Work task: Below are records. Return each one exactly as written.

···
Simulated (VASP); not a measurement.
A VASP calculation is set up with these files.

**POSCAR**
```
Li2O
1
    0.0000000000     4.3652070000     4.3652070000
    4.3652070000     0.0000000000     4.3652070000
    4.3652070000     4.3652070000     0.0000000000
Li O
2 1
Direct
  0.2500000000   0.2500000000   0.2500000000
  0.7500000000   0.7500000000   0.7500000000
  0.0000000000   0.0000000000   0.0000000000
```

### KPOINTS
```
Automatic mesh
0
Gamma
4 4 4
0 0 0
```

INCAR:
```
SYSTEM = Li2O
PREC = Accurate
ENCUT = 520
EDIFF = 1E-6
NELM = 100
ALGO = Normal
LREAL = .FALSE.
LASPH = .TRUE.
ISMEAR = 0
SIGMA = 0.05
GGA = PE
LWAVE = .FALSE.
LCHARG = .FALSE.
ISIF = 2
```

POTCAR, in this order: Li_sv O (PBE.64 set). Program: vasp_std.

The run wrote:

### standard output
···

Exercise output:
Simulated (VASP); not a measurement.
A VASP calculation is set up with these files.

**POSCAR**
```
Li2O
1
    0.0000000000     4.3652070000     4.3652070000
    4.3652070000     0.0000000000     4.3652070000
    4.3652070000     4.3652070000     0.0000000000
Li O
2 1
Direct
  0.2500000000   0.2500000000   0.2500000000
  0.7500000000   0.7500000000   0.7500000000
  0.0000000000   0.0000000000   0.0000000000
```

### KPOINTS
```
Automatic mesh
0
Gamma
4 4 4
0 0 0
```

INCAR:
```
SYSTEM = Li2O
PREC = Accurate
ENCUT = 520
EDIFF = 1E-6
NELM = 100
ALGO = Normal
LREAL = .FALSE.
LASPH = .TRUE.
ISMEAR = 0
SIGMA = 0.05
GGA = PE
LWAVE = .FALSE.
LCHARG = .FALSE.
ISIF = 2
```

POTCAR, in this order: Li_sv O (PBE.64 set). Program: vasp_std.

The run wrote:

### standard output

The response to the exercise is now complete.